### PROVIDED DATA
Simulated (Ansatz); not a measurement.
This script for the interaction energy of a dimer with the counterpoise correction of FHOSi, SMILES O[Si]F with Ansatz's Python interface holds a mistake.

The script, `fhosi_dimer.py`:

### BRIEF
Beginning with the first line, transcribe the complete listing exactly.

### TASK OUTPUT
Simulated (Ansatz); not a measurement.
This script for the interaction energy of a dimer with the counterpoise correction of FHOSi, SMILES O[Si]F with Ansatz's Python interface holds a mistake.

The script, `fhosi_dimer.py`:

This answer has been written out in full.